**DATA PROVIDED:**
=======
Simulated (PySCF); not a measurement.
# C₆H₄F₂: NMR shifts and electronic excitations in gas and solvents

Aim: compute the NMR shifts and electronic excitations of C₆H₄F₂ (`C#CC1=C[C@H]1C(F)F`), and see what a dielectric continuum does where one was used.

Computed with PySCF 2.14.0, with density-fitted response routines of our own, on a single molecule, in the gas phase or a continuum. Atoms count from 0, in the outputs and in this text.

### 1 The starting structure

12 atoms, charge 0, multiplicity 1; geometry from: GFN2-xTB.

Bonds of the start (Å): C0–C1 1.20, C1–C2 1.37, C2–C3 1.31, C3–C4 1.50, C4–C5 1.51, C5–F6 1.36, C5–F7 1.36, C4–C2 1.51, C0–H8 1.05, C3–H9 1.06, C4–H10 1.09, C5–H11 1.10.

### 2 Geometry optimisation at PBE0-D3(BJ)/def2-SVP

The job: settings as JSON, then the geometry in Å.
=======

What you give back should be only the lines of the records above, starting at the line with "Computed with PySCF" and ending at the line with "12 atoms, charge", restated word for word.

Computed with PySCF 2.14.0, with density-fitted response routines of our own, on a single molecule, in the gas phase or a continuum. Atoms count from 0, in the outputs and in this text.

### 1 The starting structure

12 atoms, charge 0, multiplicity 1; geometry from: GFN2-xTB.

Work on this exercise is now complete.